#### [Given data]
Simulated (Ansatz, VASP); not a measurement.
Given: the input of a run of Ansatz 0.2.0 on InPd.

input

#### [Requirement]
Could the entries above be output once more, exactly as they are?

#### [Task output]
Simulated (Ansatz, VASP); not a measurement.
Given: the input of a run of Ansatz 0.2.0 on InPd.

input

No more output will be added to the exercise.